====== Data for review
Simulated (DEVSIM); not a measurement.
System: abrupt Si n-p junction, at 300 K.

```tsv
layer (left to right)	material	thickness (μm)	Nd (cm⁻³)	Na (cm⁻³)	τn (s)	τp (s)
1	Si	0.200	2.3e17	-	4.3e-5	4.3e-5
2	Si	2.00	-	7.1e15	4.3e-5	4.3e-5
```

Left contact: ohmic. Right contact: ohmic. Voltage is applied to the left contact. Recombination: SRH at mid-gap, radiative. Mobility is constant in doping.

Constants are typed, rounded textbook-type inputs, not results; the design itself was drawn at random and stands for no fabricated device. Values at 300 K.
============

Assignment -> Extract each entry in full, exactly as given.

Worked solution ->
Simulated (DEVSIM); not a measurement.
System: abrupt Si n-p junction, at 300 K.

```tsv
layer (left to right)	material	thickness (μm)	Nd (cm⁻³)	Na (cm⁻³)	τn (s)	τp (s)
1	Si	0.200	2.3e17	-	4.3e-5	4.3e-5
2	Si	2.00	-	7.1e15	4.3e-5	4.3e-5
```

Left contact: ohmic. Right contact: ohmic. Voltage is applied to the left contact. Recombination: SRH at mid-gap, radiative. Mobility is constant in doping.

Constants are typed, rounded textbook-type inputs, not results; the design itself was drawn at random and stands for no fabricated device. Values at 300 K.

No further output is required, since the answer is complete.